## REQUIRED ACTION
Each line from the start of the entries through the line that contains "Hardware: 4 threads" should be output exactly, please.

## ENTRIES SHOWN
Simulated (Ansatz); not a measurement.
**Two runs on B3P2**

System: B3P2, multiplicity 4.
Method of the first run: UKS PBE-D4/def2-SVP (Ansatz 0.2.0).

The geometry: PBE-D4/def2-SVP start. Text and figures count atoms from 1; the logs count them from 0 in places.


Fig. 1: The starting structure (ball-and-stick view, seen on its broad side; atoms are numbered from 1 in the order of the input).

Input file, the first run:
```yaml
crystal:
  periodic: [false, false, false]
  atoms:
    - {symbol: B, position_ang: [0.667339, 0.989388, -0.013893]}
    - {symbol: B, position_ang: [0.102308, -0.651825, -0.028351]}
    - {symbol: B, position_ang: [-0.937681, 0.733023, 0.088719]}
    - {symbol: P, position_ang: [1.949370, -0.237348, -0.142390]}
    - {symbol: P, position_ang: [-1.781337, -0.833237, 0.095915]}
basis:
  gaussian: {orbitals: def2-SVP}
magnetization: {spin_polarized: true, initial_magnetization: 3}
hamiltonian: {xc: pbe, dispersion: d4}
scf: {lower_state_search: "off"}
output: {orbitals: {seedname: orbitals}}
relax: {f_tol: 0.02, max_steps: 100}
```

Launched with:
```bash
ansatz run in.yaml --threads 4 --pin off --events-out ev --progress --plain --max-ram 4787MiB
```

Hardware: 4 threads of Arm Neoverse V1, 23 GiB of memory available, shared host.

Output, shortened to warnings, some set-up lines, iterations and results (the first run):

## WORKED SOLUTION
Simulated (Ansatz); not a measurement.
**Two runs on B3P2**

System: B3P2, multiplicity 4.
Method of the first run: UKS PBE-D4/def2-SVP (Ansatz 0.2.0).

The geometry: PBE-D4/def2-SVP start. Text and figures count atoms from 1; the logs count them from 0 in places.


Fig. 1: The starting structure (ball-and-stick view, seen on its broad side; atoms are numbered from 1 in the order of the input).

Input file, the first run:
```yaml
crystal:
  periodic: [false, false, false]
  atoms:
    - {symbol: B, position_ang: [0.667339, 0.989388, -0.013893]}
    - {symbol: B, position_ang: [0.102308, -0.651825, -0.028351]}
    - {symbol: B, position_ang: [-0.937681, 0.733023, 0.088719]}
    - {symbol: P, position_ang: [1.949370, -0.237348, -0.142390]}
    - {symbol: P, position_ang: [-1.781337, -0.833237, 0.095915]}
basis:
  gaussian: {orbitals: def2-SVP}
magnetization: {spin_polarized: true, initial_magnetization: 3}
hamiltonian: {xc: pbe, dispersion: d4}
scf: {lower_state_search: "off"}
output: {orbitals: {seedname: orbitals}}
relax: {f_tol: 0.02, max_steps: 100}
```

Launched with:
```bash
ansatz run in.yaml --threads 4 --pin off --events-out ev --progress --plain --max-ram 4787MiB
```

Hardware: 4 threads of Arm Neoverse V1, 23 GiB of memory available, shared host.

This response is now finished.